ACTIVITY: The response should be the lines of the data, starting at the first and ending at the one that contains "Problem. How long", copied without change.

SUPPLIED INFORMATION:
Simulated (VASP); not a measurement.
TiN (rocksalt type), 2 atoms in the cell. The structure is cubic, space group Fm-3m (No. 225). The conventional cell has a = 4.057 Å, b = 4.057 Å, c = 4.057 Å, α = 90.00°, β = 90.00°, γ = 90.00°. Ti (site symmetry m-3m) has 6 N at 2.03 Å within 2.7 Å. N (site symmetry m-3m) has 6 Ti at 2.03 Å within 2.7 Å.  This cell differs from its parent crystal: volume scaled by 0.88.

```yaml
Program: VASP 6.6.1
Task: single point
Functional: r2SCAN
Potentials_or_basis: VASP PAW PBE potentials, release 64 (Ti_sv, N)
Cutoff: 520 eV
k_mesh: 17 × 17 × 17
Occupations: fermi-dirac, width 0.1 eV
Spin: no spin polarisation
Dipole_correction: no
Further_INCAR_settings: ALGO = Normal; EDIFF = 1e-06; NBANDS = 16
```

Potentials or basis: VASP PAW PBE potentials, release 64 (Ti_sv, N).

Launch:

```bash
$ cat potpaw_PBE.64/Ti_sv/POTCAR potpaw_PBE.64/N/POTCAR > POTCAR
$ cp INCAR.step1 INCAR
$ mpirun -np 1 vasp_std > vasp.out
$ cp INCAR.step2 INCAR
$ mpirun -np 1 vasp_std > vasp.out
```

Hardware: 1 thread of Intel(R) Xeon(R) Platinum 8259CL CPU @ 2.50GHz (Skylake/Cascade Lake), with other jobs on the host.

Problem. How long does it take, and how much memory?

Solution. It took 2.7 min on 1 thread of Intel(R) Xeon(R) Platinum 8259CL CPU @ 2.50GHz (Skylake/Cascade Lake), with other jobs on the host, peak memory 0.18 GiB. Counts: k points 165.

EXPECTED ANSWER:
Simulated (VASP); not a measurement.
TiN (rocksalt type), 2 atoms in the cell. The structure is cubic, space group Fm-3m (No. 225). The conventional cell has a = 4.057 Å, b = 4.057 Å, c = 4.057 Å, α = 90.00°, β = 90.00°, γ = 90.00°. Ti (site symmetry m-3m) has 6 N at 2.03 Å within 2.7 Å. N (site symmetry m-3m) has 6 Ti at 2.03 Å within 2.7 Å.  This cell differs from its parent crystal: volume scaled by 0.88.

```yaml
Program: VASP 6.6.1
Task: single point
Functional: r2SCAN
Potentials_or_basis: VASP PAW PBE potentials, release 64 (Ti_sv, N)
Cutoff: 520 eV
k_mesh: 17 × 17 × 17
Occupations: fermi-dirac, width 0.1 eV
Spin: no spin polarisation
Dipole_correction: no
Further_INCAR_settings: ALGO = Normal; EDIFF = 1e-06; NBANDS = 16
```

Potentials or basis: VASP PAW PBE potentials, release 64 (Ti_sv, N).

Launch:

```bash
$ cat potpaw_PBE.64/Ti_sv/POTCAR potpaw_PBE.64/N/POTCAR > POTCAR
$ cp INCAR.step1 INCAR
$ mpirun -np 1 vasp_std > vasp.out
$ cp INCAR.step2 INCAR
$ mpirun -np 1 vasp_std > vasp.out
```

Hardware: 1 thread of Intel(R) Xeon(R) Platinum 8259CL CPU @ 2.50GHz (Skylake/Cascade Lake), with other jobs on the host.

Problem. How long does it take, and how much memory?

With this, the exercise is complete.